======== Information provided ========
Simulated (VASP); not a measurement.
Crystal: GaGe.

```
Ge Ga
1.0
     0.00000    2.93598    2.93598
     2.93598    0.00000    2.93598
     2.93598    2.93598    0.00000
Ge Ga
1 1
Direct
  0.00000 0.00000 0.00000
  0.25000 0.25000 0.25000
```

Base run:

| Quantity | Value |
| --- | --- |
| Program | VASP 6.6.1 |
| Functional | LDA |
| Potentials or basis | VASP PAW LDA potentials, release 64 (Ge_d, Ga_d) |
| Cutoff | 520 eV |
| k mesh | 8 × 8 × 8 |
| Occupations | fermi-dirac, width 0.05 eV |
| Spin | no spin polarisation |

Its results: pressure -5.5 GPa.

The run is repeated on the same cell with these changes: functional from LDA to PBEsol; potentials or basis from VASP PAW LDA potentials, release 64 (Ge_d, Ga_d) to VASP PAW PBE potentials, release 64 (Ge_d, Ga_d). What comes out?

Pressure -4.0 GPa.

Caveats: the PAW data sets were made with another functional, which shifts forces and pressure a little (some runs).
========

## [Task item]
Reproduce exactly the lines of the records above from the one with "Cutoff | 520 eV |" to the one with "Pressure -4.0 GPa.", both included, and leave out everything else.

## [Exercise result]
| Cutoff | 520 eV |
| k mesh | 8 × 8 × 8 |
| Occupations | fermi-dirac, width 0.05 eV |
| Spin | no spin polarisation |

Its results: pressure -5.5 GPa.

The run is repeated on the same cell with these changes: functional from LDA to PBEsol; potentials or basis from VASP PAW LDA potentials, release 64 (Ge_d, Ga_d) to VASP PAW PBE potentials, release 64 (Ge_d, Ga_d). What comes out?

Pressure -4.0 GPa.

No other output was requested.